Brief: In the listing beneath this line, copy exactly the lines starting with the one containing "Does BaFeO3 prefer" and going on through the one containing "## Step 1: The starting structure".

** Opening Source data block **
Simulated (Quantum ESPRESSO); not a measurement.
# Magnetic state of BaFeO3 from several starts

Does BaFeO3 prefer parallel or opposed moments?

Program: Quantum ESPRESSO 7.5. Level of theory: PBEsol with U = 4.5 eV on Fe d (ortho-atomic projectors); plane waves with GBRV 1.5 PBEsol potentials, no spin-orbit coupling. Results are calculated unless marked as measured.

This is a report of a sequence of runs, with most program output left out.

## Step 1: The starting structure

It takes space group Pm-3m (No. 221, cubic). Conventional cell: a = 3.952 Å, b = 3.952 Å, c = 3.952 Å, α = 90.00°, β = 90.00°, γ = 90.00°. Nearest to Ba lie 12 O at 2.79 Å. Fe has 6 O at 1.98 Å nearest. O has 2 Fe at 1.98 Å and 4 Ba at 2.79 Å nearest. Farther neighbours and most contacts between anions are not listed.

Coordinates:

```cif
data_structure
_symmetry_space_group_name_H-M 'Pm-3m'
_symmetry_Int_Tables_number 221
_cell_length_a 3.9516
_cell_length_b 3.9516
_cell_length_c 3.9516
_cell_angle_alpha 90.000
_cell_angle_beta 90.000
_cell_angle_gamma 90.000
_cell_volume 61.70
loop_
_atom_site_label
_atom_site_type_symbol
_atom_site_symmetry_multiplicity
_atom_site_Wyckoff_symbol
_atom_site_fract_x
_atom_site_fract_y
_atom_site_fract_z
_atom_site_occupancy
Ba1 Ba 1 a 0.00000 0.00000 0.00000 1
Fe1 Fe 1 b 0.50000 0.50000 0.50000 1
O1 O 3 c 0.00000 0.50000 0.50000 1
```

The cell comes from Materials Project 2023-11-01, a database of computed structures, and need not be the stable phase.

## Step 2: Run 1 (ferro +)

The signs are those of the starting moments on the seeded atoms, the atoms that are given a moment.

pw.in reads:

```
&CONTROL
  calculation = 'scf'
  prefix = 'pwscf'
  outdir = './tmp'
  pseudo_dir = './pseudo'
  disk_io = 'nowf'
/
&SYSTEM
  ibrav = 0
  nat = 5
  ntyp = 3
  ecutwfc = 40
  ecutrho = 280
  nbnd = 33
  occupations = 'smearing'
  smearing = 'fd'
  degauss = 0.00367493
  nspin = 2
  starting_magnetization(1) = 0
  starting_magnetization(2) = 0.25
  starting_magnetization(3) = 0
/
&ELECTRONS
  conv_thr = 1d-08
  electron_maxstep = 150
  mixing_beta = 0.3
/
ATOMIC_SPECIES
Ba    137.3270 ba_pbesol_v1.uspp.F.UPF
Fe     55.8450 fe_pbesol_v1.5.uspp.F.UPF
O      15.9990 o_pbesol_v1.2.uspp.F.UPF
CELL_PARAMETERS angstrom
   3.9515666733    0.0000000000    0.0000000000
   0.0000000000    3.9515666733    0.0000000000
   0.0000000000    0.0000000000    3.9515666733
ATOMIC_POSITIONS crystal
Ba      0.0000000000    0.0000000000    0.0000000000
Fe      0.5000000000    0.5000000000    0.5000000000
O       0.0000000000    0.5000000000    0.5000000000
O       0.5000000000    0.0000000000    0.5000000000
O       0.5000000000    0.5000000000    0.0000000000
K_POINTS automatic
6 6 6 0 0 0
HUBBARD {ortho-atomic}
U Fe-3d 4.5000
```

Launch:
** Closing Source data block **

Task response:
Does BaFeO3 prefer parallel or opposed moments?

Program: Quantum ESPRESSO 7.5. Level of theory: PBEsol with U = 4.5 eV on Fe d (ortho-atomic projectors); plane waves with GBRV 1.5 PBEsol potentials, no spin-orbit coupling. Results are calculated unless marked as measured.

This is a report of a sequence of runs, with most program output left out.

## Step 1: The starting structure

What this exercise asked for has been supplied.